## REQUIRED ACTION
After reading the records, print them all again exactly as they stand.

● ● ● ●

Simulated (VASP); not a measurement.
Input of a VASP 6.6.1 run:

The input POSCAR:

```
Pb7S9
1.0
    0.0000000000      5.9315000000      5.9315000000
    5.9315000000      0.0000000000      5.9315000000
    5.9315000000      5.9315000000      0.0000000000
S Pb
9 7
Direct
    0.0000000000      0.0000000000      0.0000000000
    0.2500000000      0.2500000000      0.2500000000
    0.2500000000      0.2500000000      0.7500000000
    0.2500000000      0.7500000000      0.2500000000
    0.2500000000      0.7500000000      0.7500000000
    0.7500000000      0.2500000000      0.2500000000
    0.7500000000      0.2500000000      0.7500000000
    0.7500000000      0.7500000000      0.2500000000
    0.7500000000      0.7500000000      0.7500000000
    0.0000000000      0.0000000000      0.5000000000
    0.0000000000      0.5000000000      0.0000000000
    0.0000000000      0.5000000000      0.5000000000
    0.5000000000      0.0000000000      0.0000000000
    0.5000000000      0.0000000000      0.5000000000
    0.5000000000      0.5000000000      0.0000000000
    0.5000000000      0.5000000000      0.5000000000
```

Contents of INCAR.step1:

● ● ● ●

## ANSWER AREA
Simulated (VASP); not a measurement.
Input of a VASP 6.6.1 run:

The input POSCAR:

```
Pb7S9
1.0
    0.0000000000      5.9315000000      5.9315000000
    5.9315000000      0.0000000000      5.9315000000
    5.9315000000      5.9315000000      0.0000000000
S Pb
9 7
Direct
    0.0000000000      0.0000000000      0.0000000000
    0.2500000000      0.2500000000      0.2500000000
    0.2500000000      0.2500000000      0.7500000000
    0.2500000000      0.7500000000      0.2500000000
    0.2500000000      0.7500000000      0.7500000000
    0.7500000000      0.2500000000      0.2500000000
    0.7500000000      0.2500000000      0.7500000000
    0.7500000000      0.7500000000      0.2500000000
    0.7500000000      0.7500000000      0.7500000000
    0.0000000000      0.0000000000      0.5000000000
    0.0000000000      0.5000000000      0.0000000000
    0.0000000000      0.5000000000      0.5000000000
    0.5000000000      0.0000000000      0.0000000000
    0.5000000000      0.0000000000      0.5000000000
    0.5000000000      0.5000000000      0.0000000000
    0.5000000000      0.5000000000      0.5000000000
```

Contents of INCAR.step1:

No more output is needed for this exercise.